§ **WORK INSTRUCTION**
Copy out exactly the stretch of the listing below that begins at the line containing "by 3.92 eV) |" and ends at the line containing "-0.448 eV |", and copy nothing outside it.

§ **DATA FOR REVIEW**
=======

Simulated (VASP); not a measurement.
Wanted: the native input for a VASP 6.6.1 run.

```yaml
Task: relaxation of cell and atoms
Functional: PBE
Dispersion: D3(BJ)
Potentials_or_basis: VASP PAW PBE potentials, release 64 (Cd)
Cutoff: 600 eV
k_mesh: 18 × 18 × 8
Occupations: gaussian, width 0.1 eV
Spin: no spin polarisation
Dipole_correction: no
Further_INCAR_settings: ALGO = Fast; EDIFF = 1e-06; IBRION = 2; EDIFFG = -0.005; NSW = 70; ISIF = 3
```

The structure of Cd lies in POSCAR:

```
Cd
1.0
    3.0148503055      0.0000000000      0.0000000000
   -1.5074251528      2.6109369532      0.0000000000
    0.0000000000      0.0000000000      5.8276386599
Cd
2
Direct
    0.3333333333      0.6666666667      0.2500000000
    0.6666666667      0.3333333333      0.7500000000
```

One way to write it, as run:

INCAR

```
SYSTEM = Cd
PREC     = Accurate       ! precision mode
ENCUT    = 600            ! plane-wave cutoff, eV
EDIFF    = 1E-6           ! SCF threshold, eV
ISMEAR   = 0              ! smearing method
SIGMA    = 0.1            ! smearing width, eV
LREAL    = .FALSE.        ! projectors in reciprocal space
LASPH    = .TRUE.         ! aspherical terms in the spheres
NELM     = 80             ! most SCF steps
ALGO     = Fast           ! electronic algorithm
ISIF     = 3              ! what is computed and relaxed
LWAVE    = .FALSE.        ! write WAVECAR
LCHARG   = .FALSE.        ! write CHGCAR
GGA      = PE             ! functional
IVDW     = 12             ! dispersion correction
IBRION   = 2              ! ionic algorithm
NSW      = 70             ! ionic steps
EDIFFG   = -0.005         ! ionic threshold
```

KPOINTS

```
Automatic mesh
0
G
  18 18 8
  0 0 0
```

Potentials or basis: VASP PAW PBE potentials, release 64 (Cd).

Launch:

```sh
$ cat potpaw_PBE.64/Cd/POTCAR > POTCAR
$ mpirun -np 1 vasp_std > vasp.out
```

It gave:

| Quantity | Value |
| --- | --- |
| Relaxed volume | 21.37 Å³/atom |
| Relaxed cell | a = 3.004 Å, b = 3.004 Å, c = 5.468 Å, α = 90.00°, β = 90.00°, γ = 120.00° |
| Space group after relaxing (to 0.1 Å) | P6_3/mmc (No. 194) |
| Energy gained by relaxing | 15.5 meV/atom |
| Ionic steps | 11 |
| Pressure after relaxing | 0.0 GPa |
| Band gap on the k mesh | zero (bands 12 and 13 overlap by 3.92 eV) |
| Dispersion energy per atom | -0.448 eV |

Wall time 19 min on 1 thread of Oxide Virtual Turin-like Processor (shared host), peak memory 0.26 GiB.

=======

§ **WRITTEN SOLUTION**
| Band gap on the k mesh | zero (bands 12 and 13 overlap by 3.92 eV) |
| Dispersion energy per atom | -0.448 eV |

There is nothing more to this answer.